- [Work task] All of the entries must be duplicated exactly.

[[ Supplied entries, beginning ]]

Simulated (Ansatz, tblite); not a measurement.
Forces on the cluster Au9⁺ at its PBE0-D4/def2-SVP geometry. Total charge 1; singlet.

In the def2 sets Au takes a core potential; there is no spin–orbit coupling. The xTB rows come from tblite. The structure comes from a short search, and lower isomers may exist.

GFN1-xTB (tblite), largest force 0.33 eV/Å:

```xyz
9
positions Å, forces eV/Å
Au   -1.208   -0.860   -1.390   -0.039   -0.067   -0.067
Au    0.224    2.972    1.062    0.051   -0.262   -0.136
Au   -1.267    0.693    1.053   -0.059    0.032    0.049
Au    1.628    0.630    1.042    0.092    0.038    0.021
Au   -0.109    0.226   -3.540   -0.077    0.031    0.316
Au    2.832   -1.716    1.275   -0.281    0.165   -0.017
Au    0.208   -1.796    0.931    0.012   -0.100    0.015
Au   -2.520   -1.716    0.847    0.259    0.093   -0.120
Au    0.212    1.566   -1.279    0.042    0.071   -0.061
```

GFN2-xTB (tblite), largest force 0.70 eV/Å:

[[ Supplied entries, end ]]

- [Exercise solution]
Simulated (Ansatz, tblite); not a measurement.
Forces on the cluster Au9⁺ at its PBE0-D4/def2-SVP geometry. Total charge 1; singlet.

In the def2 sets Au takes a core potential; there is no spin–orbit coupling. The xTB rows come from tblite. The structure comes from a short search, and lower isomers may exist.

GFN1-xTB (tblite), largest force 0.33 eV/Å:

```xyz
9
positions Å, forces eV/Å
Au   -1.208   -0.860   -1.390   -0.039   -0.067   -0.067
Au    0.224    2.972    1.062    0.051   -0.262   -0.136
Au   -1.267    0.693    1.053   -0.059    0.032    0.049
Au    1.628    0.630    1.042    0.092    0.038    0.021
Au   -0.109    0.226   -3.540   -0.077    0.031    0.316
Au    2.832   -1.716    1.275   -0.281    0.165   -0.017
Au    0.208   -1.796    0.931    0.012   -0.100    0.015
Au   -2.520   -1.716    0.847    0.259    0.093   -0.120
Au    0.212    1.566   -1.279    0.042    0.071   -0.061
```

GFN2-xTB (tblite), largest force 0.70 eV/Å:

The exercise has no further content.